Given data:
--

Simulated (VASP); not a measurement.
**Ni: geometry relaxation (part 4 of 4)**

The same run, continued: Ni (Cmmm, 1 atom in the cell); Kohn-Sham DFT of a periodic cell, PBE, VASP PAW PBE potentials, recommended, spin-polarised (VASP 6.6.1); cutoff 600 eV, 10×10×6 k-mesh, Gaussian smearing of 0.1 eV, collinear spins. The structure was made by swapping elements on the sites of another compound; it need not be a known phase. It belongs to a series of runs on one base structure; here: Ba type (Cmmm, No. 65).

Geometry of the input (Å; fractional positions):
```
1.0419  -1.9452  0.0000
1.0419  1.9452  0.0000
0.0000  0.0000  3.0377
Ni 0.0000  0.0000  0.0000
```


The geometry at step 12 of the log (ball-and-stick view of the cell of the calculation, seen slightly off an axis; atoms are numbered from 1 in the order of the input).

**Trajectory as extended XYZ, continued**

--

Required action: Scan the listing above for the line that has "The same run, continued: Ni", then copy exactly from that line through the line that has "The geometry at".

Task response:
The same run, continued: Ni (Cmmm, 1 atom in the cell); Kohn-Sham DFT of a periodic cell, PBE, VASP PAW PBE potentials, recommended, spin-polarised (VASP 6.6.1); cutoff 600 eV, 10×10×6 k-mesh, Gaussian smearing of 0.1 eV, collinear spins. The structure was made by swapping elements on the sites of another compound; it need not be a known phase. It belongs to a series of runs on one base structure; here: Ba type (Cmmm, No. 65).

Geometry of the input (Å; fractional positions):
```
1.0419  -1.9452  0.0000
1.0419  1.9452  0.0000
0.0000  0.0000  3.0377
Ni 0.0000  0.0000  0.0000
```


The geometry at step 12 of the log (ball-and-stick view of the cell of the calculation, seen slightly off an axis; atoms are numbered from 1 in the order of the input).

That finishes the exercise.